▶ Work request: Every line of the material below, from the top through the line with "-13.46 eV |", should be reproduced exactly.

----------------------------------------

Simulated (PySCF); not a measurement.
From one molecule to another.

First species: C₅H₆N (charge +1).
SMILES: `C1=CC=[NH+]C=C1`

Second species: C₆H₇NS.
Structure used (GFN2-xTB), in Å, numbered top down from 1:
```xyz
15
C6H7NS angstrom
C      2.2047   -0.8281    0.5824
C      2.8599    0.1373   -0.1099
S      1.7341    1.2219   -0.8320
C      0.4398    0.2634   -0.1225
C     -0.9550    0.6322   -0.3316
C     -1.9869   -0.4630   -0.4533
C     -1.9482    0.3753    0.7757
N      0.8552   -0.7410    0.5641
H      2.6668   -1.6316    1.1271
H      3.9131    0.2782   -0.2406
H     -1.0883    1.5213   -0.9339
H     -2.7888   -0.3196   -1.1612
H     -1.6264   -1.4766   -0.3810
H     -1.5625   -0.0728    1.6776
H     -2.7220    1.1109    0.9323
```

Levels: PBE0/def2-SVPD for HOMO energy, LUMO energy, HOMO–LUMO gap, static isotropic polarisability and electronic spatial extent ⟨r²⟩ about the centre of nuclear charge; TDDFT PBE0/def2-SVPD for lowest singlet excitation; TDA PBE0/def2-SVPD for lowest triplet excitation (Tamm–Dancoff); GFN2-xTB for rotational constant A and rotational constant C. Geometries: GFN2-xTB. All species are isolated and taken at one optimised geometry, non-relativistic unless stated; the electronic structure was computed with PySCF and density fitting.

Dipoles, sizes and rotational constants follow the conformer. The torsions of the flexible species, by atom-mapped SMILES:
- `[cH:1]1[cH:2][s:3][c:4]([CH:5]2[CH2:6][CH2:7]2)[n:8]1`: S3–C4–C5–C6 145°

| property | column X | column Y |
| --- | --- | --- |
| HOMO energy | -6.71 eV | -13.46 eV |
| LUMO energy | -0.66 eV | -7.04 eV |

----------------------------------------

▶ Your response:
Simulated (PySCF); not a measurement.
From one molecule to another.

First species: C₅H₆N (charge +1).
SMILES: `C1=CC=[NH+]C=C1`

Second species: C₆H₇NS.
Structure used (GFN2-xTB), in Å, numbered top down from 1:
```xyz
15
C6H7NS angstrom
C      2.2047   -0.8281    0.5824
C      2.8599    0.1373   -0.1099
S      1.7341    1.2219   -0.8320
C      0.4398    0.2634   -0.1225
C     -0.9550    0.6322   -0.3316
C     -1.9869   -0.4630   -0.4533
C     -1.9482    0.3753    0.7757
N      0.8552   -0.7410    0.5641
H      2.6668   -1.6316    1.1271
H      3.9131    0.2782   -0.2406
H     -1.0883    1.5213   -0.9339
H     -2.7888   -0.3196   -1.1612
H     -1.6264   -1.4766   -0.3810
H     -1.5625   -0.0728    1.6776
H     -2.7220    1.1109    0.9323
```

Levels: PBE0/def2-SVPD for HOMO energy, LUMO energy, HOMO–LUMO gap, static isotropic polarisability and electronic spatial extent ⟨r²⟩ about the centre of nuclear charge; TDDFT PBE0/def2-SVPD for lowest singlet excitation; TDA PBE0/def2-SVPD for lowest triplet excitation (Tamm–Dancoff); GFN2-xTB for rotational constant A and rotational constant C. Geometries: GFN2-xTB. All species are isolated and taken at one optimised geometry, non-relativistic unless stated; the electronic structure was computed with PySCF and density fitting.

Dipoles, sizes and rotational constants follow the conformer. The torsions of the flexible species, by atom-mapped SMILES:
- `[cH:1]1[cH:2][s:3][c:4]([CH:5]2[CH2:6][CH2:7]2)[n:8]1`: S3–C4–C5–C6 145°

| property | column X | column Y |
| --- | --- | --- |
| HOMO energy | -6.71 eV | -13.46 eV |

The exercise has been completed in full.